## Provided data
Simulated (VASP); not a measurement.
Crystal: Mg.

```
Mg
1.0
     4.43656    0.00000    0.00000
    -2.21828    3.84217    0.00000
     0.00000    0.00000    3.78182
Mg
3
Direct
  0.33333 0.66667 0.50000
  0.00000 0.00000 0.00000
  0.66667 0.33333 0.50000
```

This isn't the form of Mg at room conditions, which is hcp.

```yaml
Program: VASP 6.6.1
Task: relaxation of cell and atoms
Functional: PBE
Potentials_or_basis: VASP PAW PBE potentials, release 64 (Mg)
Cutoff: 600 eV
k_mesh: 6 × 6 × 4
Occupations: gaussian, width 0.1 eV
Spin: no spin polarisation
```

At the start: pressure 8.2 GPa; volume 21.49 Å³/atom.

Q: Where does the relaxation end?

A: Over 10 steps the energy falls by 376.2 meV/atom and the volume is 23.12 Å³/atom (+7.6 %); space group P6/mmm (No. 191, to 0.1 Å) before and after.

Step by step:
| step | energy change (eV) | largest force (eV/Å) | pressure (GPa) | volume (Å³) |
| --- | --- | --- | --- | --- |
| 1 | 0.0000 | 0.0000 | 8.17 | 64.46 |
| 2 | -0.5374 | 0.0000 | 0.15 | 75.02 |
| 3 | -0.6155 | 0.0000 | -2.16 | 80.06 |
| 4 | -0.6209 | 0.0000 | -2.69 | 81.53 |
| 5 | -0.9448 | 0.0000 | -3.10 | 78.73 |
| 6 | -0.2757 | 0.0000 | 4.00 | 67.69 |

## Requirement
All lines from the first line of the listing above through the line containing "-3.10 | 78.73 |" are to be retyped exactly. Leave out any other line.

## Exercise output
Simulated (VASP); not a measurement.
Crystal: Mg.

```
Mg
1.0
     4.43656    0.00000    0.00000
    -2.21828    3.84217    0.00000
     0.00000    0.00000    3.78182
Mg
3
Direct
  0.33333 0.66667 0.50000
  0.00000 0.00000 0.00000
  0.66667 0.33333 0.50000
```

This isn't the form of Mg at room conditions, which is hcp.

```yaml
Program: VASP 6.6.1
Task: relaxation of cell and atoms
Functional: PBE
Potentials_or_basis: VASP PAW PBE potentials, release 64 (Mg)
Cutoff: 600 eV
k_mesh: 6 × 6 × 4
Occupations: gaussian, width 0.1 eV
Spin: no spin polarisation
```

At the start: pressure 8.2 GPa; volume 21.49 Å³/atom.

Q: Where does the relaxation end?

A: Over 10 steps the energy falls by 376.2 meV/atom and the volume is 23.12 Å³/atom (+7.6 %); space group P6/mmm (No. 191, to 0.1 Å) before and after.

Step by step:
| step | energy change (eV) | largest force (eV/Å) | pressure (GPa) | volume (Å³) |
| --- | --- | --- | --- | --- |
| 1 | 0.0000 | 0.0000 | 8.17 | 64.46 |
| 2 | -0.5374 | 0.0000 | 0.15 | 75.02 |
| 3 | -0.6155 | 0.0000 | -2.16 | 80.06 |
| 4 | -0.6209 | 0.0000 | -2.69 | 81.53 |
| 5 | -0.9448 | 0.0000 | -3.10 | 78.73 |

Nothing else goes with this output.